__Supplied records__
= = = = =

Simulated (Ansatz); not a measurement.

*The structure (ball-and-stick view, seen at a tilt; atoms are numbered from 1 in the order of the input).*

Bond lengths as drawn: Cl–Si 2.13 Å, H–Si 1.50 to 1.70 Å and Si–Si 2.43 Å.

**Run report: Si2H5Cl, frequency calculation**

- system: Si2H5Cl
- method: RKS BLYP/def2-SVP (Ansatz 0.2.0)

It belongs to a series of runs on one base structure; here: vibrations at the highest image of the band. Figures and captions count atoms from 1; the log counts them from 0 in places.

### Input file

= = = = =

__Work item__
Repeat all of the entries above exactly.

__Your solution__
Simulated (Ansatz); not a measurement.

*The structure (ball-and-stick view, seen at a tilt; atoms are numbered from 1 in the order of the input).*

Bond lengths as drawn: Cl–Si 2.13 Å, H–Si 1.50 to 1.70 Å and Si–Si 2.43 Å.

**Run report: Si2H5Cl, frequency calculation**

- system: Si2H5Cl
- method: RKS BLYP/def2-SVP (Ansatz 0.2.0)

It belongs to a series of runs on one base structure; here: vibrations at the highest image of the band. Figures and captions count atoms from 1; the log counts them from 0 in places.

### Input file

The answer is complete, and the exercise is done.